> **Activity**
From the data underneath, reproduce exactly the stretch that begins at the line with "### 1 The molecule" and ends after the line with "SiH3O4 has 8".

> **Listed records**
*** Block opens ***
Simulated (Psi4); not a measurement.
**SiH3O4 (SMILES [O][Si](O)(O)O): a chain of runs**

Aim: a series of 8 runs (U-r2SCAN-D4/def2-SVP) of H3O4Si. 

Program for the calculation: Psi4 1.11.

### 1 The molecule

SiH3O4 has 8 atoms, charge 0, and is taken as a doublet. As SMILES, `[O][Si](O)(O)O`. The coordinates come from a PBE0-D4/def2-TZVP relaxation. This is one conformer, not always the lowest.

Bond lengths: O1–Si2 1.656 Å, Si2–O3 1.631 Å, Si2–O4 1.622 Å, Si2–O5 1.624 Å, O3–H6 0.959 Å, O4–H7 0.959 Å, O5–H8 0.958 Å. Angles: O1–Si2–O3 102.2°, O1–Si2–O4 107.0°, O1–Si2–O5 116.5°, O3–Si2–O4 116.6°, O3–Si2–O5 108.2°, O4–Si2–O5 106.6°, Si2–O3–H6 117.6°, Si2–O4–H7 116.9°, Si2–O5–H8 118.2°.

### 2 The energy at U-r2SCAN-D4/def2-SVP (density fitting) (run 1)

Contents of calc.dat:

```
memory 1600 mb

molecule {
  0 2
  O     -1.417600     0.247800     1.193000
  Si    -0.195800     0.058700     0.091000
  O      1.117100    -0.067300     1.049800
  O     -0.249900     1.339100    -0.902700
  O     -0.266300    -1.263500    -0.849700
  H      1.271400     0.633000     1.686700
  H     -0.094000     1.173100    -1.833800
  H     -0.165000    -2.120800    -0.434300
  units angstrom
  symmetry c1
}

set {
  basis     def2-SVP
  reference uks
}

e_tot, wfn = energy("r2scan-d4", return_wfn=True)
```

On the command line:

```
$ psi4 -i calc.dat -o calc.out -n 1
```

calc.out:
*** Block closes ***

> **Problem solution**
### 1 The molecule

SiH3O4 has 8 atoms, charge 0, and is taken as a doublet. As SMILES, `[O][Si](O)(O)O`. The coordinates come from a PBE0-D4/def2-TZVP relaxation. This is one conformer, not always the lowest.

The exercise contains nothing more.